**DATASET**
- - - - -

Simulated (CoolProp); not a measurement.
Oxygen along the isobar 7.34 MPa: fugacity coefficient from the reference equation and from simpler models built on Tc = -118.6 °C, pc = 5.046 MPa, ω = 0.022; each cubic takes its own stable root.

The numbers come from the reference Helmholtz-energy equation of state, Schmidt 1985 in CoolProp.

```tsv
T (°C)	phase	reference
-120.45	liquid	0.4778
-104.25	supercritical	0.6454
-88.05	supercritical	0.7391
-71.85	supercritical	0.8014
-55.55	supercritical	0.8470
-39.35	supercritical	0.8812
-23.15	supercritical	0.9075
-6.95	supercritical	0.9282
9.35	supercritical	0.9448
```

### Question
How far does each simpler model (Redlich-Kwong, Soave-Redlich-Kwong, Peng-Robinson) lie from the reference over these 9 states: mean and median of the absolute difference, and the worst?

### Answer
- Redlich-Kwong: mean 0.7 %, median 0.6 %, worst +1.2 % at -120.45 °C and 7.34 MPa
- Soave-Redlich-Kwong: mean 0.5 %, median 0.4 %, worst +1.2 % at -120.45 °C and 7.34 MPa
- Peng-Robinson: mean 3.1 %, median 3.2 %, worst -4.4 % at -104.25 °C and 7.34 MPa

- - - - -

**WORK ORDER**
Give an exact copy of the lines above, from the top of the records to the line that contains "- Soave-Redlich-Kwong: mean", taking in both ends.

**TASK RESULT**
Simulated (CoolProp); not a measurement.
Oxygen along the isobar 7.34 MPa: fugacity coefficient from the reference equation and from simpler models built on Tc = -118.6 °C, pc = 5.046 MPa, ω = 0.022; each cubic takes its own stable root.

The numbers come from the reference Helmholtz-energy equation of state, Schmidt 1985 in CoolProp.

```tsv
T (°C)	phase	reference
-120.45	liquid	0.4778
-104.25	supercritical	0.6454
-88.05	supercritical	0.7391
-71.85	supercritical	0.8014
-55.55	supercritical	0.8470
-39.35	supercritical	0.8812
-23.15	supercritical	0.9075
-6.95	supercritical	0.9282
9.35	supercritical	0.9448
```

### Question
How far does each simpler model (Redlich-Kwong, Soave-Redlich-Kwong, Peng-Robinson) lie from the reference over these 9 states: mean and median of the absolute difference, and the worst?

### Answer
- Redlich-Kwong: mean 0.7 %, median 0.6 %, worst +1.2 % at -120.45 °C and 7.34 MPa
- Soave-Redlich-Kwong: mean 0.5 %, median 0.4 %, worst +1.2 % at -120.45 °C and 7.34 MPa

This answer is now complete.